◆ REQUIREMENT
Your task is to restate the data word for word.

————

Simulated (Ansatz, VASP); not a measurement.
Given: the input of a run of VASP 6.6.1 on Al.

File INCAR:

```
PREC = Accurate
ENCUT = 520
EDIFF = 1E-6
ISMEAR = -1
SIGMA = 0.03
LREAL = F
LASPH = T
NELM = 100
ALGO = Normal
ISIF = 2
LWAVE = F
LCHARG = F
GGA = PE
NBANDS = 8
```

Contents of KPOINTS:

————

◆ RESPONSE AREA
Simulated (Ansatz, VASP); not a measurement.
Given: the input of a run of VASP 6.6.1 on Al.

File INCAR:

```
PREC = Accurate
ENCUT = 520
EDIFF = 1E-6
ISMEAR = -1
SIGMA = 0.03
LREAL = F
LASPH = T
NELM = 100
ALGO = Normal
ISIF = 2
LWAVE = F
LCHARG = F
GGA = PE
NBANDS = 8
```

Contents of KPOINTS:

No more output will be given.